### WORK INSTRUCTION
Each line from the opening of the listing below through the line that contains "### 1. Starting point" is to be output exactly as written.

### RECORDS SHOWN

========

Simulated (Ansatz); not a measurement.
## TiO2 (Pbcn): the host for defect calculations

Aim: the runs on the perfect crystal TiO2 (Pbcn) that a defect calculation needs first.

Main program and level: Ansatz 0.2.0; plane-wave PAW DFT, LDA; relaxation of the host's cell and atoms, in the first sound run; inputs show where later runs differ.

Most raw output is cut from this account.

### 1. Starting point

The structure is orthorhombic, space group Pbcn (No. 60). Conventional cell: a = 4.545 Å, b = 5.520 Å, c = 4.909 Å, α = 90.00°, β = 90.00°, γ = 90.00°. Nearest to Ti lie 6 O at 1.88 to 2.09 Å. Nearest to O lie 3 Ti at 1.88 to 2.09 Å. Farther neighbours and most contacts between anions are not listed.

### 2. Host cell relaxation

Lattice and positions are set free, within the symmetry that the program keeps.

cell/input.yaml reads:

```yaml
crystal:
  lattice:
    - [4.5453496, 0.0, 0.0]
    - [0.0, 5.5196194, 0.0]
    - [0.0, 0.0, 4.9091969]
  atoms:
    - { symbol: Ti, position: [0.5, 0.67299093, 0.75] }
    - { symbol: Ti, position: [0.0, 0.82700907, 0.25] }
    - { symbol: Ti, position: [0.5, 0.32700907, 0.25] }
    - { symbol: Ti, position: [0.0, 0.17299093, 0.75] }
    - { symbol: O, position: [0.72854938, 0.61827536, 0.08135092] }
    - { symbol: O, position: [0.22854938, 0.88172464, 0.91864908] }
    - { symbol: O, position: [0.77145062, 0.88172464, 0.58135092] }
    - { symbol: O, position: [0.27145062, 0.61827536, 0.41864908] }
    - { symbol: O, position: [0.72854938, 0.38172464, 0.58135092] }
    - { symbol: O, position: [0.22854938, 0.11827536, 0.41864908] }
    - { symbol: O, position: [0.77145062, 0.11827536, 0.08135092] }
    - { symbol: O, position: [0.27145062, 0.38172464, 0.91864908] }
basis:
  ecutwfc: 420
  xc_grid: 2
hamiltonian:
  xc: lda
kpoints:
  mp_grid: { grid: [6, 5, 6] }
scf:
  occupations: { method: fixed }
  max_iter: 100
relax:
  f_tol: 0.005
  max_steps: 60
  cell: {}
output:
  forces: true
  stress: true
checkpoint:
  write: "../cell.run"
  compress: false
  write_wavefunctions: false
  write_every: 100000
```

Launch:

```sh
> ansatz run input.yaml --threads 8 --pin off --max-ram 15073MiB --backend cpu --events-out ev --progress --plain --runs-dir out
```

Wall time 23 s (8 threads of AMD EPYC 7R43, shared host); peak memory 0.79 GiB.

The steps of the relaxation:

========

### TASK RESPONSE
Simulated (Ansatz); not a measurement.
## TiO2 (Pbcn): the host for defect calculations

Aim: the runs on the perfect crystal TiO2 (Pbcn) that a defect calculation needs first.

Main program and level: Ansatz 0.2.0; plane-wave PAW DFT, LDA; relaxation of the host's cell and atoms, in the first sound run; inputs show where later runs differ.

Most raw output is cut from this account.

### 1. Starting point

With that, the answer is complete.